◆ REQUIRED ACTION ◆
The first line of the entries through the line bearing "All values are": copy these lines exactly and return nothing else.

[Start of section]

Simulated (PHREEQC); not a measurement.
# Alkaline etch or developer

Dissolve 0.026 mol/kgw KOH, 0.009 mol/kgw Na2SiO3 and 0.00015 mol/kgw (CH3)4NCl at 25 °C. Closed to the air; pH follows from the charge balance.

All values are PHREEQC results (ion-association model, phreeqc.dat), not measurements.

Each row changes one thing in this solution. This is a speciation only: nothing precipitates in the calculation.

[End of section]

◆ YOUR SOLUTION ◆
Simulated (PHREEQC); not a measurement.
# Alkaline etch or developer

Dissolve 0.026 mol/kgw KOH, 0.009 mol/kgw Na2SiO3 and 0.00015 mol/kgw (CH3)4NCl at 25 °C. Closed to the air; pH follows from the charge balance.

All values are PHREEQC results (ion-association model, phreeqc.dat), not measurements.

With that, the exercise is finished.